Extracted records ▸
--------------------------------

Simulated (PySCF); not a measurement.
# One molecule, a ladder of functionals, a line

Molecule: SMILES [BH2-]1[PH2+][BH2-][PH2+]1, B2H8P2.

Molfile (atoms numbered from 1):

--------------------------------

Brief ▸ Would you transcribe the listing word for word?

Reply ▸
Simulated (PySCF); not a measurement.
# One molecule, a ladder of functionals, a line

Molecule: SMILES [BH2-]1[PH2+][BH2-][PH2+]1, B2H8P2.

Molfile (atoms numbered from 1):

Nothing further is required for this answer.